- _Information given_
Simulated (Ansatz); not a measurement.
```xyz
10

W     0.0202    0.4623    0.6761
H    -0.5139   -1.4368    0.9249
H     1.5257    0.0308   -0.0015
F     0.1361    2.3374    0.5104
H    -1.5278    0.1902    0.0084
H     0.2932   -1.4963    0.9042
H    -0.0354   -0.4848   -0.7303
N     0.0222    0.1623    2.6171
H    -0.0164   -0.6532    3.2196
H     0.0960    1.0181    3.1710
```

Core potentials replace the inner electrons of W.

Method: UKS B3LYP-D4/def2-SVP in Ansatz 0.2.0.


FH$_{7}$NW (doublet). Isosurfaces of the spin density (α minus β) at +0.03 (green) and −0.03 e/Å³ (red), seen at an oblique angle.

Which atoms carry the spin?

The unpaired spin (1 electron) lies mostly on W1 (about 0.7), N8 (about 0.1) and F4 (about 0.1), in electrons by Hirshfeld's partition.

- _Work order_
Copy the lines above exactly, beginning at the line that has "Method: UKS B3LYP-D4/def2-SVP" and stopping after the line that has "Which atoms carry the spin?", and omit the rest.

- _Exercise solution_
Method: UKS B3LYP-D4/def2-SVP in Ansatz 0.2.0.


FH$_{7}$NW (doublet). Isosurfaces of the spin density (α minus β) at +0.03 (green) and −0.03 e/Å³ (red), seen at an oblique angle.

Which atoms carry the spin?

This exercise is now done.